Work request
What you return must match the records exactly, line for line.

Given information
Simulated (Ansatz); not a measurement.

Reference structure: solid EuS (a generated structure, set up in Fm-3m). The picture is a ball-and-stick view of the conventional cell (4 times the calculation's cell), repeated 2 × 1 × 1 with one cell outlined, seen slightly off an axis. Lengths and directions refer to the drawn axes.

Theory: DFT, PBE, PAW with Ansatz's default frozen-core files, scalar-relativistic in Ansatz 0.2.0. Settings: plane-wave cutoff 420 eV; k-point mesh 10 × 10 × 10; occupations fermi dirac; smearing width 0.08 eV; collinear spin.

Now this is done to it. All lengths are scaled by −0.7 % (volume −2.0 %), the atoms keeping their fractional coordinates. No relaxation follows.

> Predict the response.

Response
Simulated (Ansatz); not a measurement.

Reference structure: solid EuS (a generated structure, set up in Fm-3m). The picture is a ball-and-stick view of the conventional cell (4 times the calculation's cell), repeated 2 × 1 × 1 with one cell outlined, seen slightly off an axis. Lengths and directions refer to the drawn axes.

Theory: DFT, PBE, PAW with Ansatz's default frozen-core files, scalar-relativistic in Ansatz 0.2.0. Settings: plane-wave cutoff 420 eV; k-point mesh 10 × 10 × 10; occupations fermi dirac; smearing width 0.08 eV; collinear spin.

Now this is done to it. All lengths are scaled by −0.7 % (volume −2.0 %), the atoms keeping their fractional coordinates. No relaxation follows.

> Predict the response.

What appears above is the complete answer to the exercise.